(GIVEN DATA):
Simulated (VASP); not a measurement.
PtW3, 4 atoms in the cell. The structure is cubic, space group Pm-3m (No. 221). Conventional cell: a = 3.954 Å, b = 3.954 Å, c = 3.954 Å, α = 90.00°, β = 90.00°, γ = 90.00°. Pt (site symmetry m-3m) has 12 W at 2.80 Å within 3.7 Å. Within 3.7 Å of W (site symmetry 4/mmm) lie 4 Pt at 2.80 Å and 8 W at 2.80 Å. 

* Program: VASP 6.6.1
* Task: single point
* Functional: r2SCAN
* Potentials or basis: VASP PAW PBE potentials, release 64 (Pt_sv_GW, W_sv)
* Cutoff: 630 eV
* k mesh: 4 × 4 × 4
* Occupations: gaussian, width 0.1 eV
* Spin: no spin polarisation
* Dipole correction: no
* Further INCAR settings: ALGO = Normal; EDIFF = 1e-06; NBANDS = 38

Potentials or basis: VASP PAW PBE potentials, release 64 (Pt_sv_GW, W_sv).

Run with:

(REQUIRED ACTION): All of the records above need to be printed again exactly as they appear.

(YOUR RESPONSE):
Simulated (VASP); not a measurement.
PtW3, 4 atoms in the cell. The structure is cubic, space group Pm-3m (No. 221). Conventional cell: a = 3.954 Å, b = 3.954 Å, c = 3.954 Å, α = 90.00°, β = 90.00°, γ = 90.00°. Pt (site symmetry m-3m) has 12 W at 2.80 Å within 3.7 Å. Within 3.7 Å of W (site symmetry 4/mmm) lie 4 Pt at 2.80 Å and 8 W at 2.80 Å. 

* Program: VASP 6.6.1
* Task: single point
* Functional: r2SCAN
* Potentials or basis: VASP PAW PBE potentials, release 64 (Pt_sv_GW, W_sv)
* Cutoff: 630 eV
* k mesh: 4 × 4 × 4
* Occupations: gaussian, width 0.1 eV
* Spin: no spin polarisation
* Dipole correction: no
* Further INCAR settings: ALGO = Normal; EDIFF = 1e-06; NBANDS = 38

Potentials or basis: VASP PAW PBE potentials, release 64 (Pt_sv_GW, W_sv).

Run with:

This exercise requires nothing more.